*** Block opens ***

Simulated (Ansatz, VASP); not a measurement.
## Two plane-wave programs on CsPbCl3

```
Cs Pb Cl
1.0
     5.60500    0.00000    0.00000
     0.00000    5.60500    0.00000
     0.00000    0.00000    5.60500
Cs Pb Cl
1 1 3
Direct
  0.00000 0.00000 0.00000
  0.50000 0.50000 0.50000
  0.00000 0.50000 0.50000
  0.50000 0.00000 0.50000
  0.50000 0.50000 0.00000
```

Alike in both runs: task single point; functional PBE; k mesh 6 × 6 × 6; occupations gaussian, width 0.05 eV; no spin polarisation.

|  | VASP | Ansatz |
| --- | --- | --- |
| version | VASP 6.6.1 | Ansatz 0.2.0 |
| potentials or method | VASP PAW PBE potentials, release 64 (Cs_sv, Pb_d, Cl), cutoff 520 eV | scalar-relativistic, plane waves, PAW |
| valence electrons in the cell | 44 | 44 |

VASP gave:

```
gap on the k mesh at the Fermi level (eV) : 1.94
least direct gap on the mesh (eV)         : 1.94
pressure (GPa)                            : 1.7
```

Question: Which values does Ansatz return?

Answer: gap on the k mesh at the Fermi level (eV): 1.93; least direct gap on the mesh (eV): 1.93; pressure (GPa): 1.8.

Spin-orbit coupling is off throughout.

*** Block closes ***

> [BRIEF]:
Out of the material above, output word for word the line with "Alike in both", the line with "Answer: gap on", and all lines between them, with nothing else.

> [EXERCISE SOLUTION]:
Alike in both runs: task single point; functional PBE; k mesh 6 × 6 × 6; occupations gaussian, width 0.05 eV; no spin polarisation.

|  | VASP | Ansatz |
| --- | --- | --- |
| version | VASP 6.6.1 | Ansatz 0.2.0 |
| potentials or method | VASP PAW PBE potentials, release 64 (Cs_sv, Pb_d, Cl), cutoff 520 eV | scalar-relativistic, plane waves, PAW |
| valence electrons in the cell | 44 | 44 |

VASP gave:

```
gap on the k mesh at the Fermi level (eV) : 1.94
least direct gap on the mesh (eV)         : 1.94
pressure (GPa)                            : 1.7
```

Question: Which values does Ansatz return?

Answer: gap on the k mesh at the Fermi level (eV): 1.93; least direct gap on the mesh (eV): 1.93; pressure (GPa): 1.8.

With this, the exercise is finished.